◆ Information given ◆
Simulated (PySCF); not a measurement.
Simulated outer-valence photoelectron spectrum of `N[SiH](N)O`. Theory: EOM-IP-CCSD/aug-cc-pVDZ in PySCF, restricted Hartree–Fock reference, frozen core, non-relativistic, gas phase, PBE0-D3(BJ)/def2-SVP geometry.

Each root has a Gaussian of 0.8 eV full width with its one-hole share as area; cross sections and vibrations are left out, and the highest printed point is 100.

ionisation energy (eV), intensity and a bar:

◆ Exercise ◆
From the first line of the records through the line with "Each root has", retype everything word for word, including both ends.

◆ Reply ◆
Simulated (PySCF); not a measurement.
Simulated outer-valence photoelectron spectrum of `N[SiH](N)O`. Theory: EOM-IP-CCSD/aug-cc-pVDZ in PySCF, restricted Hartree–Fock reference, frozen core, non-relativistic, gas phase, PBE0-D3(BJ)/def2-SVP geometry.

Each root has a Gaussian of 0.8 eV full width with its one-hole share as area; cross sections and vibrations are left out, and the highest printed point is 100.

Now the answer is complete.